#### RECORD EXCERPTS ####
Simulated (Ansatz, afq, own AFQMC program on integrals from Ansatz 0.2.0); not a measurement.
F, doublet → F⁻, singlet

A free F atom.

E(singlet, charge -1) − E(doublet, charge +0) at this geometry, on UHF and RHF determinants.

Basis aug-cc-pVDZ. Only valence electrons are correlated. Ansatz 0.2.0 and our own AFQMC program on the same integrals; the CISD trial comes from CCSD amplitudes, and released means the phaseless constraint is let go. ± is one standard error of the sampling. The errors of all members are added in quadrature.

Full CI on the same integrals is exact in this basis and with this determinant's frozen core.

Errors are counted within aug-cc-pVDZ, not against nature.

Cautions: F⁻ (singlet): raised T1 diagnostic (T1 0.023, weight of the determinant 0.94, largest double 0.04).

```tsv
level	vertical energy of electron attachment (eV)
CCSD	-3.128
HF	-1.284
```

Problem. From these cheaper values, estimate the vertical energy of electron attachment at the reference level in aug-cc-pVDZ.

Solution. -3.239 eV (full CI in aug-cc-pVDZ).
####

Output the first line of the entries above and every line after it, exactly as written, ending with the line that contains "E(singlet, charge -1)".

Simulated (Ansatz, afq, own AFQMC program on integrals from Ansatz 0.2.0); not a measurement.
F, doublet → F⁻, singlet

A free F atom.

E(singlet, charge -1) − E(doublet, charge +0) at this geometry, on UHF and RHF determinants.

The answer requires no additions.